_ASSIGNMENT_: Repeat the listing below word for word, stopping after the line that contains "### Step 1. The structure".

_SOURCE DATA_:
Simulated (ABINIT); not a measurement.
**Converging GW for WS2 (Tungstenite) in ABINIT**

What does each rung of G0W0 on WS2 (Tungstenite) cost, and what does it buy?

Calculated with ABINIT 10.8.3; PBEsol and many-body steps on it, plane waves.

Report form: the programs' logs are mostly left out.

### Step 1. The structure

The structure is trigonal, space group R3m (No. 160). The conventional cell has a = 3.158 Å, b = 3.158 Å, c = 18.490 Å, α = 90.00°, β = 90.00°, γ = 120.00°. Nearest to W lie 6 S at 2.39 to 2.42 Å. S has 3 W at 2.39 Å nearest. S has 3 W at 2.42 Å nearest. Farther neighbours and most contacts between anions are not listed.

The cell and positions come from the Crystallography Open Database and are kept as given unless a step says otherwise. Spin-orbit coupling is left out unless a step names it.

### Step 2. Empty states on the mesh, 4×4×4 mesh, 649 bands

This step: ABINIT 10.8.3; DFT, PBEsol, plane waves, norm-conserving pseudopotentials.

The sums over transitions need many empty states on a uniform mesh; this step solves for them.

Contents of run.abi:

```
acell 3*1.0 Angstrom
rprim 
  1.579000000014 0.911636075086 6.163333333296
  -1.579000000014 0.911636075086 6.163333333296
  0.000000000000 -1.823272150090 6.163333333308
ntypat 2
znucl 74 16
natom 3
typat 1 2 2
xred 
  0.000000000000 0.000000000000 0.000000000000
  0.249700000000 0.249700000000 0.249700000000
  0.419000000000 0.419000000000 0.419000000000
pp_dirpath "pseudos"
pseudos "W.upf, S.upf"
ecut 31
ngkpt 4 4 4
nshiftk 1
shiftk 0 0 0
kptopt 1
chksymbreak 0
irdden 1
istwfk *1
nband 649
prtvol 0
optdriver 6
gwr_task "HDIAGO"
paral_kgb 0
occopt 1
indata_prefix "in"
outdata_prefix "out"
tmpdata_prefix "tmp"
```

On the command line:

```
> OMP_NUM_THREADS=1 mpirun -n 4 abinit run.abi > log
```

_EXERCISE SOLUTION_:
Simulated (ABINIT); not a measurement.
**Converging GW for WS2 (Tungstenite) in ABINIT**

What does each rung of G0W0 on WS2 (Tungstenite) cost, and what does it buy?

Calculated with ABINIT 10.8.3; PBEsol and many-body steps on it, plane waves.

Report form: the programs' logs are mostly left out.

### Step 1. The structure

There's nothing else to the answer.